§ **Work task**:
Your task is to reproduce exactly the lines that run from the beginning of the data through the line where "(1) Apply uniaxial" appears.

§ **Information provided**:
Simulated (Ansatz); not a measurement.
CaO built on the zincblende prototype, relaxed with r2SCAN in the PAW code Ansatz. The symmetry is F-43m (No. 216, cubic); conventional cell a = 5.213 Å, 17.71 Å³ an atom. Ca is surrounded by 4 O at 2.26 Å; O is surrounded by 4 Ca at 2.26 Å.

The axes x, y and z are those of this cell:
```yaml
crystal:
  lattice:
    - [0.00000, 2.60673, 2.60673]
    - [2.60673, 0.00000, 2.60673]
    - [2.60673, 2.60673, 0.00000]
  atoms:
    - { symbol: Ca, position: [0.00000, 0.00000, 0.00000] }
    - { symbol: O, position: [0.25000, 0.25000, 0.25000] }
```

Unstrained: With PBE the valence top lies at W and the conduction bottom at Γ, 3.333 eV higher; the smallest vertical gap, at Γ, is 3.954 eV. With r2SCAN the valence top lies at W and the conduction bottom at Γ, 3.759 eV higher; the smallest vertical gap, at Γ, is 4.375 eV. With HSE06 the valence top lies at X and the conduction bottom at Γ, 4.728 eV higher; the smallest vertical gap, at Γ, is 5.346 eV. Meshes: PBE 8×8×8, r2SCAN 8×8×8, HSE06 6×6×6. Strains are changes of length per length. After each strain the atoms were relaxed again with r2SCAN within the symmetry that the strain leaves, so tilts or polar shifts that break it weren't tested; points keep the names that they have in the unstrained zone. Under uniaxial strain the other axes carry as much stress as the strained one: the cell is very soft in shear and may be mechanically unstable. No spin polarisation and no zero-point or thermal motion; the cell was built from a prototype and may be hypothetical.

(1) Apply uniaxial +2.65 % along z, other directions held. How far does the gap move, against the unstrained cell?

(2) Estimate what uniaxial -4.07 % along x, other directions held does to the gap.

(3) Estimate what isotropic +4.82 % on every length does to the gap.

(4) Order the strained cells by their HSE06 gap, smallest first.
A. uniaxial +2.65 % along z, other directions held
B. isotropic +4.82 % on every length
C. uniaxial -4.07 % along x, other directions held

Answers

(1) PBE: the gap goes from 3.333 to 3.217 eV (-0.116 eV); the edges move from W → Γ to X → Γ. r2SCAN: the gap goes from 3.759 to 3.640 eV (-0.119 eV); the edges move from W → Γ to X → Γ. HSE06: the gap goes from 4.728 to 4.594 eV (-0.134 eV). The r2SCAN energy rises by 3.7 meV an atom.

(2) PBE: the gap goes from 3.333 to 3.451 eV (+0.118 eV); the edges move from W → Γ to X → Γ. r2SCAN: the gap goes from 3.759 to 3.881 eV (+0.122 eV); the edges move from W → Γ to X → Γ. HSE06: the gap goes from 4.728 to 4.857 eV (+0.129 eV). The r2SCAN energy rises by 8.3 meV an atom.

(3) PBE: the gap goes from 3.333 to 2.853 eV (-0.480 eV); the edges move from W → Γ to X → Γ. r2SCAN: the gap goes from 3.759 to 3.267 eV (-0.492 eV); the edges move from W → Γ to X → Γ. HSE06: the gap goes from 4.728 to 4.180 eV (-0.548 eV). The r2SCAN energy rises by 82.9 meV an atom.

§ **Answer section**:
Simulated (Ansatz); not a measurement.
CaO built on the zincblende prototype, relaxed with r2SCAN in the PAW code Ansatz. The symmetry is F-43m (No. 216, cubic); conventional cell a = 5.213 Å, 17.71 Å³ an atom. Ca is surrounded by 4 O at 2.26 Å; O is surrounded by 4 Ca at 2.26 Å.

The axes x, y and z are those of this cell:
```yaml
crystal:
  lattice:
    - [0.00000, 2.60673, 2.60673]
    - [2.60673, 0.00000, 2.60673]
    - [2.60673, 2.60673, 0.00000]
  atoms:
    - { symbol: Ca, position: [0.00000, 0.00000, 0.00000] }
    - { symbol: O, position: [0.25000, 0.25000, 0.25000] }
```

Unstrained: With PBE the valence top lies at W and the conduction bottom at Γ, 3.333 eV higher; the smallest vertical gap, at Γ, is 3.954 eV. With r2SCAN the valence top lies at W and the conduction bottom at Γ, 3.759 eV higher; the smallest vertical gap, at Γ, is 4.375 eV. With HSE06 the valence top lies at X and the conduction bottom at Γ, 4.728 eV higher; the smallest vertical gap, at Γ, is 5.346 eV. Meshes: PBE 8×8×8, r2SCAN 8×8×8, HSE06 6×6×6. Strains are changes of length per length. After each strain the atoms were relaxed again with r2SCAN within the symmetry that the strain leaves, so tilts or polar shifts that break it weren't tested; points keep the names that they have in the unstrained zone. Under uniaxial strain the other axes carry as much stress as the strained one: the cell is very soft in shear and may be mechanically unstable. No spin polarisation and no zero-point or thermal motion; the cell was built from a prototype and may be hypothetical.

(1) Apply uniaxial +2.65 % along z, other directions held. How far does the gap move, against the unstrained cell?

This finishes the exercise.